Copy the records that follow exactly, leaving nothing out.

*** Opening Record excerpts ***

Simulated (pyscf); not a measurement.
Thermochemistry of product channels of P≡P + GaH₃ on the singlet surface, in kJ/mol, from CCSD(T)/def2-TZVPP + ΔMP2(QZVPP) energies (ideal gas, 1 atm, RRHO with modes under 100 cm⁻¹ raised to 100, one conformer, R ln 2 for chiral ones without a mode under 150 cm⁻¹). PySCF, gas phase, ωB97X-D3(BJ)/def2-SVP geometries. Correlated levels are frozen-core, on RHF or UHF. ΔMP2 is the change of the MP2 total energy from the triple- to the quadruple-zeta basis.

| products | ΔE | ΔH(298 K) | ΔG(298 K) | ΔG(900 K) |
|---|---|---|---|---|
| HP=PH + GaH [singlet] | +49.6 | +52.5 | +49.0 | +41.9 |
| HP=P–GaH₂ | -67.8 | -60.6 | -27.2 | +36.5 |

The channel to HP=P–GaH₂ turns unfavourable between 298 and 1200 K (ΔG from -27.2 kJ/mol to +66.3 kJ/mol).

*** Closing Record excerpts ***

[Exercise response]
Simulated (pyscf); not a measurement.
Thermochemistry of product channels of P≡P + GaH₃ on the singlet surface, in kJ/mol, from CCSD(T)/def2-TZVPP + ΔMP2(QZVPP) energies (ideal gas, 1 atm, RRHO with modes under 100 cm⁻¹ raised to 100, one conformer, R ln 2 for chiral ones without a mode under 150 cm⁻¹). PySCF, gas phase, ωB97X-D3(BJ)/def2-SVP geometries. Correlated levels are frozen-core, on RHF or UHF. ΔMP2 is the change of the MP2 total energy from the triple- to the quadruple-zeta basis.

| products | ΔE | ΔH(298 K) | ΔG(298 K) | ΔG(900 K) |
|---|---|---|---|---|
| HP=PH + GaH [singlet] | +49.6 | +52.5 | +49.0 | +41.9 |
| HP=P–GaH₂ | -67.8 | -60.6 | -27.2 | +36.5 |

The channel to HP=P–GaH₂ turns unfavourable between 298 and 1200 K (ΔG from -27.2 kJ/mol to +66.3 kJ/mol).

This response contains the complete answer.